__TASK ITEM__:
Every line of the data must be copied exactly.

= = = =

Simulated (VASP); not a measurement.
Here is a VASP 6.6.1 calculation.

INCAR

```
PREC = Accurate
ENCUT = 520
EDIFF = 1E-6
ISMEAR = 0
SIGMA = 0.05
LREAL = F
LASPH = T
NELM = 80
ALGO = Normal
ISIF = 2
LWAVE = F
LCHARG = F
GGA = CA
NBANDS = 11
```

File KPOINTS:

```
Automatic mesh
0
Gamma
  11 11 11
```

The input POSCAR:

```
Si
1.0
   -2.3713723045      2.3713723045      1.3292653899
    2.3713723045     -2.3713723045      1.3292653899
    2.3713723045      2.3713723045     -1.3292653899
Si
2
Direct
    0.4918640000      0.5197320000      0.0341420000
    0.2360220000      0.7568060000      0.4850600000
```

= = = =

__REPLY__:
Simulated (VASP); not a measurement.
Here is a VASP 6.6.1 calculation.

INCAR

```
PREC = Accurate
ENCUT = 520
EDIFF = 1E-6
ISMEAR = 0
SIGMA = 0.05
LREAL = F
LASPH = T
NELM = 80
ALGO = Normal
ISIF = 2
LWAVE = F
LCHARG = F
GGA = CA
NBANDS = 11
```

File KPOINTS:

```
Automatic mesh
0
Gamma
  11 11 11
```

The input POSCAR:

```
Si
1.0
   -2.3713723045      2.3713723045      1.3292653899
    2.3713723045     -2.3713723045      1.3292653899
    2.3713723045      2.3713723045     -1.3292653899
Si
2
Direct
    0.4918640000      0.5197320000      0.0341420000
    0.2360220000      0.7568060000      0.4850600000
```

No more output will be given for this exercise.